Work order:
Restate the data below word for word, keeping each line intact.

Data shown:
————

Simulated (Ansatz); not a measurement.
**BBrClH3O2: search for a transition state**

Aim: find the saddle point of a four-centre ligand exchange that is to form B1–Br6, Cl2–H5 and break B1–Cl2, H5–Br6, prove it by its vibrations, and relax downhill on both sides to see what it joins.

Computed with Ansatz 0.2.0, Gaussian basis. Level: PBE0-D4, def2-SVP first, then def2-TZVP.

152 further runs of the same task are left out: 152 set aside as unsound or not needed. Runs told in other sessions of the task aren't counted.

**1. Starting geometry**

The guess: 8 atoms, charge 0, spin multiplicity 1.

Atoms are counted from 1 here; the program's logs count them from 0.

————

Answer box:
Simulated (Ansatz); not a measurement.
**BBrClH3O2: search for a transition state**

Aim: find the saddle point of a four-centre ligand exchange that is to form B1–Br6, Cl2–H5 and break B1–Cl2, H5–Br6, prove it by its vibrations, and relax downhill on both sides to see what it joins.

Computed with Ansatz 0.2.0, Gaussian basis. Level: PBE0-D4, def2-SVP first, then def2-TZVP.

152 further runs of the same task are left out: 152 set aside as unsound or not needed. Runs told in other sessions of the task aren't counted.

**1. Starting geometry**

The guess: 8 atoms, charge 0, spin multiplicity 1.

Atoms are counted from 1 here; the program's logs count them from 0.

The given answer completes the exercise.